• _DATA FOR ANALYSIS_:
..........

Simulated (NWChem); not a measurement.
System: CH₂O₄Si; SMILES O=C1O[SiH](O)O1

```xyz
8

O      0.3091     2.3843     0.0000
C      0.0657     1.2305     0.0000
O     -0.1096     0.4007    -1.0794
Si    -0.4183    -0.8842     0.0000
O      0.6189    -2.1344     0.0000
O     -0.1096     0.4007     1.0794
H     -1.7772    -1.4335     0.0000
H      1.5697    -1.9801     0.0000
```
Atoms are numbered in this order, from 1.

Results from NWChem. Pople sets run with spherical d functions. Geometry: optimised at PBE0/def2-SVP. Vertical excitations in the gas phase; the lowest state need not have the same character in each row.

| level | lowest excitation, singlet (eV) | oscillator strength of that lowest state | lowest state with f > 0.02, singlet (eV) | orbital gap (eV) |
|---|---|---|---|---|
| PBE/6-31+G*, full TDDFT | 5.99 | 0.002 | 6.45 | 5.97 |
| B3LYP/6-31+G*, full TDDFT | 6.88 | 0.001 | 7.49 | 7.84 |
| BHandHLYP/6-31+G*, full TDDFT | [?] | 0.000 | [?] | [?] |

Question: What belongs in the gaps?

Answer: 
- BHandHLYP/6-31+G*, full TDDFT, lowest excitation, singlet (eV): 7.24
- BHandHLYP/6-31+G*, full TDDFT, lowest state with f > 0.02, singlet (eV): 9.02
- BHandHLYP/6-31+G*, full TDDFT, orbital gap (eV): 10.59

..........

• _ASSIGNMENT_:
Please print the records above exactly from their first line. End with the line containing "- BHandHLYP/6-31+G*, full TDDFT, lowest state", and include it.

• _WRITTEN ANSWER_:
Simulated (NWChem); not a measurement.
System: CH₂O₄Si; SMILES O=C1O[SiH](O)O1

```xyz
8

O      0.3091     2.3843     0.0000
C      0.0657     1.2305     0.0000
O     -0.1096     0.4007    -1.0794
Si    -0.4183    -0.8842     0.0000
O      0.6189    -2.1344     0.0000
O     -0.1096     0.4007     1.0794
H     -1.7772    -1.4335     0.0000
H      1.5697    -1.9801     0.0000
```
Atoms are numbered in this order, from 1.

Results from NWChem. Pople sets run with spherical d functions. Geometry: optimised at PBE0/def2-SVP. Vertical excitations in the gas phase; the lowest state need not have the same character in each row.

| level | lowest excitation, singlet (eV) | oscillator strength of that lowest state | lowest state with f > 0.02, singlet (eV) | orbital gap (eV) |
|---|---|---|---|---|
| PBE/6-31+G*, full TDDFT | 5.99 | 0.002 | 6.45 | 5.97 |
| B3LYP/6-31+G*, full TDDFT | 6.88 | 0.001 | 7.49 | 7.84 |
| BHandHLYP/6-31+G*, full TDDFT | [?] | 0.000 | [?] | [?] |

Question: What belongs in the gaps?

Answer: 
- BHandHLYP/6-31+G*, full TDDFT, lowest excitation, singlet (eV): 7.24
- BHandHLYP/6-31+G*, full TDDFT, lowest state with f > 0.02, singlet (eV): 9.02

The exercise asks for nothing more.